> [ASSIGNED TASK] Every line from the start of the records below to the line containing "Aim: the relaxation" should be retyped exactly, that line included, and no others.

> [EXERCISE DATA]
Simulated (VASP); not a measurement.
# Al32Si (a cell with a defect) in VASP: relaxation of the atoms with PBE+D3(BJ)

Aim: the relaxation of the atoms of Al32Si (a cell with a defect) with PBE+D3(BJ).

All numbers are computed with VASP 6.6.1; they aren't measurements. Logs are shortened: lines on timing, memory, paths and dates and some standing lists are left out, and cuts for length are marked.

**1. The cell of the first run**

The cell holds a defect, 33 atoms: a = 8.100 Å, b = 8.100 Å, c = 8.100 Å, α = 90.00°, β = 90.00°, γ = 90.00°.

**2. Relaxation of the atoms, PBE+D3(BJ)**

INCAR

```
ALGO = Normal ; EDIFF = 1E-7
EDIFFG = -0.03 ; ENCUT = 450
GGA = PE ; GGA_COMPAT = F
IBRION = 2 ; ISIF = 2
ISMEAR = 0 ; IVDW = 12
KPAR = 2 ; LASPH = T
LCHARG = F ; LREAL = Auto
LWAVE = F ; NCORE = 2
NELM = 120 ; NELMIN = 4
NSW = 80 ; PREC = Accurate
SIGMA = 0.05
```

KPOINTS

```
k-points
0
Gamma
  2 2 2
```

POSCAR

> [RESPONSE]
Simulated (VASP); not a measurement.
# Al32Si (a cell with a defect) in VASP: relaxation of the atoms with PBE+D3(BJ)

Aim: the relaxation of the atoms of Al32Si (a cell with a defect) with PBE+D3(BJ).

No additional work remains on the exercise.